=== Work task ===
Could you write out the opening lines of the data, word for word, stopping after the line that contains "### Describe the electrostatic potential map."?

=== Recorded information ===
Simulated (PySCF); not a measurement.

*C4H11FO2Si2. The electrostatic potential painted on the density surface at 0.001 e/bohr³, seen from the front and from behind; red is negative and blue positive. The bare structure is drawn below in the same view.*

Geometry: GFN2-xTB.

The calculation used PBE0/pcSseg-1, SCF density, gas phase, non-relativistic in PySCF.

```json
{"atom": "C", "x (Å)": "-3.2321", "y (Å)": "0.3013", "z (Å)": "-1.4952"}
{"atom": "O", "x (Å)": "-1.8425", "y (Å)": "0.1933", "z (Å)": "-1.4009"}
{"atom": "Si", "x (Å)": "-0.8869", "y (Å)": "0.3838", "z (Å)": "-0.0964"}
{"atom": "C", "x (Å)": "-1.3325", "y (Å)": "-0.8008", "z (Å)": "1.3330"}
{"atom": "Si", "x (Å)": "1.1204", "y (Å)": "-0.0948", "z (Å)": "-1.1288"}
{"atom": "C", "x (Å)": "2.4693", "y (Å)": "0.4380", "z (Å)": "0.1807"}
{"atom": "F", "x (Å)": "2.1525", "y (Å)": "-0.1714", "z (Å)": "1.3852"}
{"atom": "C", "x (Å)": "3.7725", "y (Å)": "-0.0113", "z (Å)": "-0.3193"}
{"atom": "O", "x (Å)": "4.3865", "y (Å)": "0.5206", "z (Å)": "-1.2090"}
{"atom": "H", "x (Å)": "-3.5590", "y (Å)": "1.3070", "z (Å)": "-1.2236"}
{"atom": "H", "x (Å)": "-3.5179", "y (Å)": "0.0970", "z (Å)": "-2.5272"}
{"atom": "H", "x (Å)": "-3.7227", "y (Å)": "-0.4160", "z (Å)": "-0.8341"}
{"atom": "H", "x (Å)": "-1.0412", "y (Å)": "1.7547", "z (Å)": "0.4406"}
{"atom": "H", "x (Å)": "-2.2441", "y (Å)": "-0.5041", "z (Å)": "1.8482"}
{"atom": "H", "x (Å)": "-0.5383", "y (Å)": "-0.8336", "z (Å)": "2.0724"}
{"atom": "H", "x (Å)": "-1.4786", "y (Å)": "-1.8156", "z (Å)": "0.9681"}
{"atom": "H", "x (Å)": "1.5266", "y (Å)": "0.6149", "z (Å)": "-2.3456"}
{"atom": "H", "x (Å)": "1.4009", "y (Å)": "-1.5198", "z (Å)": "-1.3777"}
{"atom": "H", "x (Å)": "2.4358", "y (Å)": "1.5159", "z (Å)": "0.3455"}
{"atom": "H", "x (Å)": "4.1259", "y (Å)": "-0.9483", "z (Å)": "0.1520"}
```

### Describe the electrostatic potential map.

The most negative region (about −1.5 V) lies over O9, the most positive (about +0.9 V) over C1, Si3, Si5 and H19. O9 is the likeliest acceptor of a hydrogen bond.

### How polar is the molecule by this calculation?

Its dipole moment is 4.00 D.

=== Your response ===
Simulated (PySCF); not a measurement.

*C4H11FO2Si2. The electrostatic potential painted on the density surface at 0.001 e/bohr³, seen from the front and from behind; red is negative and blue positive. The bare structure is drawn below in the same view.*

Geometry: GFN2-xTB.

The calculation used PBE0/pcSseg-1, SCF density, gas phase, non-relativistic in PySCF.

```json
{"atom": "C", "x (Å)": "-3.2321", "y (Å)": "0.3013", "z (Å)": "-1.4952"}
{"atom": "O", "x (Å)": "-1.8425", "y (Å)": "0.1933", "z (Å)": "-1.4009"}
{"atom": "Si", "x (Å)": "-0.8869", "y (Å)": "0.3838", "z (Å)": "-0.0964"}
{"atom": "C", "x (Å)": "-1.3325", "y (Å)": "-0.8008", "z (Å)": "1.3330"}
{"atom": "Si", "x (Å)": "1.1204", "y (Å)": "-0.0948", "z (Å)": "-1.1288"}
{"atom": "C", "x (Å)": "2.4693", "y (Å)": "0.4380", "z (Å)": "0.1807"}
{"atom": "F", "x (Å)": "2.1525", "y (Å)": "-0.1714", "z (Å)": "1.3852"}
{"atom": "C", "x (Å)": "3.7725", "y (Å)": "-0.0113", "z (Å)": "-0.3193"}
{"atom": "O", "x (Å)": "4.3865", "y (Å)": "0.5206", "z (Å)": "-1.2090"}
{"atom": "H", "x (Å)": "-3.5590", "y (Å)": "1.3070", "z (Å)": "-1.2236"}
{"atom": "H", "x (Å)": "-3.5179", "y (Å)": "0.0970", "z (Å)": "-2.5272"}
{"atom": "H", "x (Å)": "-3.7227", "y (Å)": "-0.4160", "z (Å)": "-0.8341"}
{"atom": "H", "x (Å)": "-1.0412", "y (Å)": "1.7547", "z (Å)": "0.4406"}
{"atom": "H", "x (Å)": "-2.2441", "y (Å)": "-0.5041", "z (Å)": "1.8482"}
{"atom": "H", "x (Å)": "-0.5383", "y (Å)": "-0.8336", "z (Å)": "2.0724"}
{"atom": "H", "x (Å)": "-1.4786", "y (Å)": "-1.8156", "z (Å)": "0.9681"}
{"atom": "H", "x (Å)": "1.5266", "y (Å)": "0.6149", "z (Å)": "-2.3456"}
{"atom": "H", "x (Å)": "1.4009", "y (Å)": "-1.5198", "z (Å)": "-1.3777"}
{"atom": "H", "x (Å)": "2.4358", "y (Å)": "1.5159", "z (Å)": "0.3455"}
{"atom": "H", "x (Å)": "4.1259", "y (Å)": "-0.9483", "z (Å)": "0.1520"}
```

### Describe the electrostatic potential map.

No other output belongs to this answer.